> Brief:
Line by line, write out the material exactly.

> Dataset extract:
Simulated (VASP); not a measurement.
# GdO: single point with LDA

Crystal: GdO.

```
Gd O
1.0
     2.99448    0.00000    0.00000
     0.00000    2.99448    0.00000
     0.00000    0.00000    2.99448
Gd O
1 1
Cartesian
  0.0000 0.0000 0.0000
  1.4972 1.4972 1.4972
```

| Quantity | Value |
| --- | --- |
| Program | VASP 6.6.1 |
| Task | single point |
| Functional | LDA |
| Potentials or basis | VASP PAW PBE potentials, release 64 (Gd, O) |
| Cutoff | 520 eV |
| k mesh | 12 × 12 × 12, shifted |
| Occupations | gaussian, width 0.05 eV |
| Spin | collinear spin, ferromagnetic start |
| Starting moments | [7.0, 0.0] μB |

> Exercise answer:
Simulated (VASP); not a measurement.
# GdO: single point with LDA

Crystal: GdO.

```
Gd O
1.0
     2.99448    0.00000    0.00000
     0.00000    2.99448    0.00000
     0.00000    0.00000    2.99448
Gd O
1 1
Cartesian
  0.0000 0.0000 0.0000
  1.4972 1.4972 1.4972
```

| Quantity | Value |
| --- | --- |
| Program | VASP 6.6.1 |
| Task | single point |
| Functional | LDA |
| Potentials or basis | VASP PAW PBE potentials, release 64 (Gd, O) |
| Cutoff | 520 eV |
| k mesh | 12 × 12 × 12, shifted |
| Occupations | gaussian, width 0.05 eV |
| Spin | collinear spin, ferromagnetic start |
| Starting moments | [7.0, 0.0] μB |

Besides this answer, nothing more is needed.